Work item:
Only the lines from the start of the entries up to and including the line with "Nref,n | 9.7e16 |" should be written out, exactly as they stand.

(Dataset entries Opens)

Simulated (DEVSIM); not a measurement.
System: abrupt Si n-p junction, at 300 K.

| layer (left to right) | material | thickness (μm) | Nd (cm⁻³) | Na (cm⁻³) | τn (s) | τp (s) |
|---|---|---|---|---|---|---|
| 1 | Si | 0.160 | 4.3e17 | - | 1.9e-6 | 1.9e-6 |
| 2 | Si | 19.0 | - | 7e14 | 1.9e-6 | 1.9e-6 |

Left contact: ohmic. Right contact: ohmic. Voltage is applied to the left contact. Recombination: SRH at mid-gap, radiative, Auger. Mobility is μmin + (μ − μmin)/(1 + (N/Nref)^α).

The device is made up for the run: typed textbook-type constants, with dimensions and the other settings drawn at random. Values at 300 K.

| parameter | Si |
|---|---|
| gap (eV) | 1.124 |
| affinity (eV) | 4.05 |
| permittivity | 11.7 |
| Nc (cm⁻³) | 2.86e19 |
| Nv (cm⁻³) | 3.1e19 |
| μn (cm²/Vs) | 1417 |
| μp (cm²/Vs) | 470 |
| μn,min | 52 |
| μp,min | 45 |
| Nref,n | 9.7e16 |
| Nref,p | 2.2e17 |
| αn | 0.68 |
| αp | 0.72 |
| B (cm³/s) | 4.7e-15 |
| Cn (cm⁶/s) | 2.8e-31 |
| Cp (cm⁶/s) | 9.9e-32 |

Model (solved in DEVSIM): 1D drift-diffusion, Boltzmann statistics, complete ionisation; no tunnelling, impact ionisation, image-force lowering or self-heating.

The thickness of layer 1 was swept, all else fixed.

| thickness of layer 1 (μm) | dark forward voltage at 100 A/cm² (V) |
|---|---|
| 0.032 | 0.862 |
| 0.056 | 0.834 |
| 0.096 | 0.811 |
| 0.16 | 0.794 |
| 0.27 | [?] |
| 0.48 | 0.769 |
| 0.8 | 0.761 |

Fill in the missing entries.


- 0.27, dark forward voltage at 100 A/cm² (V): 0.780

(Dataset entries Closes)

Worked solution:
Simulated (DEVSIM); not a measurement.
System: abrupt Si n-p junction, at 300 K.

| layer (left to right) | material | thickness (μm) | Nd (cm⁻³) | Na (cm⁻³) | τn (s) | τp (s) |
|---|---|---|---|---|---|---|
| 1 | Si | 0.160 | 4.3e17 | - | 1.9e-6 | 1.9e-6 |
| 2 | Si | 19.0 | - | 7e14 | 1.9e-6 | 1.9e-6 |

Left contact: ohmic. Right contact: ohmic. Voltage is applied to the left contact. Recombination: SRH at mid-gap, radiative, Auger. Mobility is μmin + (μ − μmin)/(1 + (N/Nref)^α).

The device is made up for the run: typed textbook-type constants, with dimensions and the other settings drawn at random. Values at 300 K.

| parameter | Si |
|---|---|
| gap (eV) | 1.124 |
| affinity (eV) | 4.05 |
| permittivity | 11.7 |
| Nc (cm⁻³) | 2.86e19 |
| Nv (cm⁻³) | 3.1e19 |
| μn (cm²/Vs) | 1417 |
| μp (cm²/Vs) | 470 |
| μn,min | 52 |
| μp,min | 45 |
| Nref,n | 9.7e16 |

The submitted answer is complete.